════════

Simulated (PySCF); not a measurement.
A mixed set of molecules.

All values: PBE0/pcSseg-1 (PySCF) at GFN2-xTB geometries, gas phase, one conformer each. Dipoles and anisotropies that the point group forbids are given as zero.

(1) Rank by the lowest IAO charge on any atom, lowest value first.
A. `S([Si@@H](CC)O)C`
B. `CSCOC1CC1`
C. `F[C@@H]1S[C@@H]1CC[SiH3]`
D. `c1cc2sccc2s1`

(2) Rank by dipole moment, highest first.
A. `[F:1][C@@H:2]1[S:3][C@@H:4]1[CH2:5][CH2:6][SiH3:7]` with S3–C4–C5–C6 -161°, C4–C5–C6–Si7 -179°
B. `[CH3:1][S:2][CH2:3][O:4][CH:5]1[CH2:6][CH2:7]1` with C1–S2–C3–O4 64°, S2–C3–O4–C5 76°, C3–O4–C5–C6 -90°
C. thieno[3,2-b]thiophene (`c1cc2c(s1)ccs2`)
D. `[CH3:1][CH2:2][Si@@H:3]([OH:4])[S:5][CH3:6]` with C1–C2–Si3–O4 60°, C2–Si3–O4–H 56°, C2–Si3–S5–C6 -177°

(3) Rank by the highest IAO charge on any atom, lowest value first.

════════

Would you please copy exactly the part of the entries above that begins at the line containing "76°, C3–O4–C5–C6 -90°" and ends at the line containing "56°, C2–Si3–S5–C6 -177°", both lines included?

B. `[CH3:1][S:2][CH2:3][O:4][CH:5]1[CH2:6][CH2:7]1` with C1–S2–C3–O4 64°, S2–C3–O4–C5 76°, C3–O4–C5–C6 -90°
C. thieno[3,2-b]thiophene (`c1cc2c(s1)ccs2`)
D. `[CH3:1][CH2:2][Si@@H:3]([OH:4])[S:5][CH3:6]` with C1–C2–Si3–O4 60°, C2–Si3–O4–H 56°, C2–Si3–S5–C6 -177°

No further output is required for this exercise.